> [Work instruction]: Could you repeat every record exactly as it appears?

---+---

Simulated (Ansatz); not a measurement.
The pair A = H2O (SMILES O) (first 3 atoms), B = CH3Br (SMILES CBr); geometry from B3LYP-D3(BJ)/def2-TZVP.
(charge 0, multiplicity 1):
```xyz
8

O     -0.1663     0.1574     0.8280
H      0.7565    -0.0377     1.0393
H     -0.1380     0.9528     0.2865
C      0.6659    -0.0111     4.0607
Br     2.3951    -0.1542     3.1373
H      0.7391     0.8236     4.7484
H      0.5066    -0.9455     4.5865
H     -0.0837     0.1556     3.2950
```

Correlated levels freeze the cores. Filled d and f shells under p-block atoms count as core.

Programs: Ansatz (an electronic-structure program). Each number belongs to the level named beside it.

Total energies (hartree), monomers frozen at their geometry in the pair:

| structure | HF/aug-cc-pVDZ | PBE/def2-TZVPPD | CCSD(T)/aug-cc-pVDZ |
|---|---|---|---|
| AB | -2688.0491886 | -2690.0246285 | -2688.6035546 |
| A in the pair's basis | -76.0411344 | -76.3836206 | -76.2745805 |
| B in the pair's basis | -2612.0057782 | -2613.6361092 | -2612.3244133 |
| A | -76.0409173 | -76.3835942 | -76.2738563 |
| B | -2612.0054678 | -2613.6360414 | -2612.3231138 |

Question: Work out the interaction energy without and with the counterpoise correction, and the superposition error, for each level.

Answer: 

---+---

> [Reply]:
Simulated (Ansatz); not a measurement.
The pair A = H2O (SMILES O) (first 3 atoms), B = CH3Br (SMILES CBr); geometry from B3LYP-D3(BJ)/def2-TZVP.
(charge 0, multiplicity 1):
```xyz
8

O     -0.1663     0.1574     0.8280
H      0.7565    -0.0377     1.0393
H     -0.1380     0.9528     0.2865
C      0.6659    -0.0111     4.0607
Br     2.3951    -0.1542     3.1373
H      0.7391     0.8236     4.7484
H      0.5066    -0.9455     4.5865
H     -0.0837     0.1556     3.2950
```

Correlated levels freeze the cores. Filled d and f shells under p-block atoms count as core.

Programs: Ansatz (an electronic-structure program). Each number belongs to the level named beside it.

Total energies (hartree), monomers frozen at their geometry in the pair:

| structure | HF/aug-cc-pVDZ | PBE/def2-TZVPPD | CCSD(T)/aug-cc-pVDZ |
|---|---|---|---|
| AB | -2688.0491886 | -2690.0246285 | -2688.6035546 |
| A in the pair's basis | -76.0411344 | -76.3836206 | -76.2745805 |
| B in the pair's basis | -2612.0057782 | -2613.6361092 | -2612.3244133 |
| A | -76.0409173 | -76.3835942 | -76.2738563 |
| B | -2612.0054678 | -2613.6360414 | -2612.3231138 |

Question: Work out the interaction energy without and with the counterpoise correction, and the superposition error, for each level.

Answer: 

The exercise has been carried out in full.